**Assignment**
Restate word for word every line from the top of the data below down through the line that holds "Potentials or basis: VASP".

------------------------------

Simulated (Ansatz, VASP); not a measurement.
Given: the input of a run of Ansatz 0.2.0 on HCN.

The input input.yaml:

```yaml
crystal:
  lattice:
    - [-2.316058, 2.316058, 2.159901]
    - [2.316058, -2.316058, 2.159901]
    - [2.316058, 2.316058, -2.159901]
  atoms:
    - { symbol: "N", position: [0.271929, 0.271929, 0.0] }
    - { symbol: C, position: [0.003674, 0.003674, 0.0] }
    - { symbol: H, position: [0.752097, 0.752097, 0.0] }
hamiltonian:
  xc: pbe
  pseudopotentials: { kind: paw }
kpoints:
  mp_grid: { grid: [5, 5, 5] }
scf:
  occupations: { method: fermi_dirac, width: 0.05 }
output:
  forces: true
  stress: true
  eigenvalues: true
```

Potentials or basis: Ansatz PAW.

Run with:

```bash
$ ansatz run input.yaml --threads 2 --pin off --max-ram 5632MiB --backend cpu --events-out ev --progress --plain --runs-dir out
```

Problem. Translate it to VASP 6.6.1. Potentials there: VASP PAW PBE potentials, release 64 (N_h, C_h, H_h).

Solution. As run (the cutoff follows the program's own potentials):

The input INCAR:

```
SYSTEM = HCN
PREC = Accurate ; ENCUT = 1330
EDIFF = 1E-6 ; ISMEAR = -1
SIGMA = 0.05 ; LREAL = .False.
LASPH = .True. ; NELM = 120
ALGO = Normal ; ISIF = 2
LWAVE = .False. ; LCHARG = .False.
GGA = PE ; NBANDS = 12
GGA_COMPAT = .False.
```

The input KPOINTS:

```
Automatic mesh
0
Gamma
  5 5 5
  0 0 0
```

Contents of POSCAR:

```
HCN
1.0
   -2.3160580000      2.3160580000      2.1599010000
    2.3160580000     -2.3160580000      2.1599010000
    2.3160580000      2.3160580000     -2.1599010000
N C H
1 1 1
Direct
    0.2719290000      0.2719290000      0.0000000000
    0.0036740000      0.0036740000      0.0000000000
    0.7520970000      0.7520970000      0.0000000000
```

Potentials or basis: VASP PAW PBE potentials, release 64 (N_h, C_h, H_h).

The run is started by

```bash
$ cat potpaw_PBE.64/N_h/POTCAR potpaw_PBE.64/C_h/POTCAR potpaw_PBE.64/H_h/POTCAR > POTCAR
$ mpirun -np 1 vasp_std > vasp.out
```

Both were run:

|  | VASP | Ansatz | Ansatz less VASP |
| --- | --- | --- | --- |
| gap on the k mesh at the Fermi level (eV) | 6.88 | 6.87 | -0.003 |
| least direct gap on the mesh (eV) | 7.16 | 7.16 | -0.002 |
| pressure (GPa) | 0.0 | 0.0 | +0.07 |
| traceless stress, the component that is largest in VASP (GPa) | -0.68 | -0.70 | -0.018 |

------------------------------

**Exercise result**
Simulated (Ansatz, VASP); not a measurement.
Given: the input of a run of Ansatz 0.2.0 on HCN.

The input input.yaml:

```yaml
crystal:
  lattice:
    - [-2.316058, 2.316058, 2.159901]
    - [2.316058, -2.316058, 2.159901]
    - [2.316058, 2.316058, -2.159901]
  atoms:
    - { symbol: "N", position: [0.271929, 0.271929, 0.0] }
    - { symbol: C, position: [0.003674, 0.003674, 0.0] }
    - { symbol: H, position: [0.752097, 0.752097, 0.0] }
hamiltonian:
  xc: pbe
  pseudopotentials: { kind: paw }
kpoints:
  mp_grid: { grid: [5, 5, 5] }
scf:
  occupations: { method: fermi_dirac, width: 0.05 }
output:
  forces: true
  stress: true
  eigenvalues: true
```

Potentials or basis: Ansatz PAW.

Run with:

```bash
$ ansatz run input.yaml --threads 2 --pin off --max-ram 5632MiB --backend cpu --events-out ev --progress --plain --runs-dir out
```

Problem. Translate it to VASP 6.6.1. Potentials there: VASP PAW PBE potentials, release 64 (N_h, C_h, H_h).

Solution. As run (the cutoff follows the program's own potentials):

The input INCAR:

```
SYSTEM = HCN
PREC = Accurate ; ENCUT = 1330
EDIFF = 1E-6 ; ISMEAR = -1
SIGMA = 0.05 ; LREAL = .False.
LASPH = .True. ; NELM = 120
ALGO = Normal ; ISIF = 2
LWAVE = .False. ; LCHARG = .False.
GGA = PE ; NBANDS = 12
GGA_COMPAT = .False.
```

The input KPOINTS:

```
Automatic mesh
0
Gamma
  5 5 5
  0 0 0
```

Contents of POSCAR:

```
HCN
1.0
   -2.3160580000      2.3160580000      2.1599010000
    2.3160580000     -2.3160580000      2.1599010000
    2.3160580000      2.3160580000     -2.1599010000
N C H
1 1 1
Direct
    0.2719290000      0.2719290000      0.0000000000
    0.0036740000      0.0036740000      0.0000000000
    0.7520970000      0.7520970000      0.0000000000
```

Potentials or basis: VASP PAW PBE potentials, release 64 (N_h, C_h, H_h).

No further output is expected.